-- Record excerpts --
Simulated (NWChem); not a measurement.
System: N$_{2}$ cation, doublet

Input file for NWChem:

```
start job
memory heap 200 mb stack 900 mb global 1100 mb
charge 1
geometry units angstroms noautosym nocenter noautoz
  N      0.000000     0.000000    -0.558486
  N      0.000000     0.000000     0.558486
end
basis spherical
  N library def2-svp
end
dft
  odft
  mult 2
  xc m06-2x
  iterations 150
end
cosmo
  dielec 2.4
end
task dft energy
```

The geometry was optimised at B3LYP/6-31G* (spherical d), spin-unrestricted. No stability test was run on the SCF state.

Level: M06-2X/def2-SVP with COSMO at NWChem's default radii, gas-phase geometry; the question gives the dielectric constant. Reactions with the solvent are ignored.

-- Exercise --
A word-for-word restatement of every record above is expected.

-- Your solution --
Simulated (NWChem); not a measurement.
System: N$_{2}$ cation, doublet

Input file for NWChem:

```
start job
memory heap 200 mb stack 900 mb global 1100 mb
charge 1
geometry units angstroms noautosym nocenter noautoz
  N      0.000000     0.000000    -0.558486
  N      0.000000     0.000000     0.558486
end
basis spherical
  N library def2-svp
end
dft
  odft
  mult 2
  xc m06-2x
  iterations 150
end
cosmo
  dielec 2.4
end
task dft energy
```

The geometry was optimised at B3LYP/6-31G* (spherical d), spin-unrestricted. No stability test was run on the SCF state.

Level: M06-2X/def2-SVP with COSMO at NWChem's default radii, gas-phase geometry; the question gives the dielectric constant. Reactions with the solvent are ignored.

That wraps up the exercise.